*** Opening SUPPLIED RECORDS ***

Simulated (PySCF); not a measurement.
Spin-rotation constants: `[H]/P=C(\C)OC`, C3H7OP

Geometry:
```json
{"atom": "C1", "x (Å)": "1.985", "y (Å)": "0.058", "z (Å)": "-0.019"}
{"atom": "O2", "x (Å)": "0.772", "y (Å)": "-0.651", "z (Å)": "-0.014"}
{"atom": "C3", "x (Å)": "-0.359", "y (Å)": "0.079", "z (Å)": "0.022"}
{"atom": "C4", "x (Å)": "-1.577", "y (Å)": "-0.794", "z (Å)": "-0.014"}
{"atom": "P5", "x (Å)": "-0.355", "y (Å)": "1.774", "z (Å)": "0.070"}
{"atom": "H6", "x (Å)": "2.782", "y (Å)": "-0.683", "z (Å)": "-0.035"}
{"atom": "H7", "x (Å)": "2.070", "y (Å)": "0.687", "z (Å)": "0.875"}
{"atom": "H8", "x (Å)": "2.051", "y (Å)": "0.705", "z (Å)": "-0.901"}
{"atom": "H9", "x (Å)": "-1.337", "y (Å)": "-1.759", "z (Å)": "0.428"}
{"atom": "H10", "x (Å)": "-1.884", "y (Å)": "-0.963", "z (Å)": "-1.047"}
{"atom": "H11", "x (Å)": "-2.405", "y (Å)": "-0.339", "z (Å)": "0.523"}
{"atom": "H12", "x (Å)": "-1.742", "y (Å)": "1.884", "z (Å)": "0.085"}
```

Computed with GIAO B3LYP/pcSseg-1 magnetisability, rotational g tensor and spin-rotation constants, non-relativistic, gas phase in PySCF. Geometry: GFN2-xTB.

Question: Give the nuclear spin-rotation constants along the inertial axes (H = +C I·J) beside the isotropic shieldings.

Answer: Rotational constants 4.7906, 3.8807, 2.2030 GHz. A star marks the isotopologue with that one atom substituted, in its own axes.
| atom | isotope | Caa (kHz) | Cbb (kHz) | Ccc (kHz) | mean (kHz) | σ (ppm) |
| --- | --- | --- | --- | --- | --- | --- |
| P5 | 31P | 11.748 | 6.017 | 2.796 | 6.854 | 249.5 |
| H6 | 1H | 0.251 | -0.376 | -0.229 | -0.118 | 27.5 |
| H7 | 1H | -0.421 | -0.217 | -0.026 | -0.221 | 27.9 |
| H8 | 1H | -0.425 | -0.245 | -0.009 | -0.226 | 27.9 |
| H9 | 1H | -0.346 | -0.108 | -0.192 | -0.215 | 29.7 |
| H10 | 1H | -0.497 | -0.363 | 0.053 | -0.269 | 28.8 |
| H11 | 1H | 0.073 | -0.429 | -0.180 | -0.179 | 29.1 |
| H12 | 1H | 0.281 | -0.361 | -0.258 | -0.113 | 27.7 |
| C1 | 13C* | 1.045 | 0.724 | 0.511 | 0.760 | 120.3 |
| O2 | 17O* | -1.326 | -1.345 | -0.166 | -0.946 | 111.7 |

*** Closing SUPPLIED RECORDS ***

*WORK ITEM:*
Give back exactly the lines from the beginning of the records through the line containing "-0.215 | 29.7 |", and only those.

*WRITTEN SOLUTION:*
Simulated (PySCF); not a measurement.
Spin-rotation constants: `[H]/P=C(\C)OC`, C3H7OP

Geometry:
```json
{"atom": "C1", "x (Å)": "1.985", "y (Å)": "0.058", "z (Å)": "-0.019"}
{"atom": "O2", "x (Å)": "0.772", "y (Å)": "-0.651", "z (Å)": "-0.014"}
{"atom": "C3", "x (Å)": "-0.359", "y (Å)": "0.079", "z (Å)": "0.022"}
{"atom": "C4", "x (Å)": "-1.577", "y (Å)": "-0.794", "z (Å)": "-0.014"}
{"atom": "P5", "x (Å)": "-0.355", "y (Å)": "1.774", "z (Å)": "0.070"}
{"atom": "H6", "x (Å)": "2.782", "y (Å)": "-0.683", "z (Å)": "-0.035"}
{"atom": "H7", "x (Å)": "2.070", "y (Å)": "0.687", "z (Å)": "0.875"}
{"atom": "H8", "x (Å)": "2.051", "y (Å)": "0.705", "z (Å)": "-0.901"}
{"atom": "H9", "x (Å)": "-1.337", "y (Å)": "-1.759", "z (Å)": "0.428"}
{"atom": "H10", "x (Å)": "-1.884", "y (Å)": "-0.963", "z (Å)": "-1.047"}
{"atom": "H11", "x (Å)": "-2.405", "y (Å)": "-0.339", "z (Å)": "0.523"}
{"atom": "H12", "x (Å)": "-1.742", "y (Å)": "1.884", "z (Å)": "0.085"}
```

Computed with GIAO B3LYP/pcSseg-1 magnetisability, rotational g tensor and spin-rotation constants, non-relativistic, gas phase in PySCF. Geometry: GFN2-xTB.

Question: Give the nuclear spin-rotation constants along the inertial axes (H = +C I·J) beside the isotropic shieldings.

Answer: Rotational constants 4.7906, 3.8807, 2.2030 GHz. A star marks the isotopologue with that one atom substituted, in its own axes.
| atom | isotope | Caa (kHz) | Cbb (kHz) | Ccc (kHz) | mean (kHz) | σ (ppm) |
| --- | --- | --- | --- | --- | --- | --- |
| P5 | 31P | 11.748 | 6.017 | 2.796 | 6.854 | 249.5 |
| H6 | 1H | 0.251 | -0.376 | -0.229 | -0.118 | 27.5 |
| H7 | 1H | -0.421 | -0.217 | -0.026 | -0.221 | 27.9 |
| H8 | 1H | -0.425 | -0.245 | -0.009 | -0.226 | 27.9 |
| H9 | 1H | -0.346 | -0.108 | -0.192 | -0.215 | 29.7 |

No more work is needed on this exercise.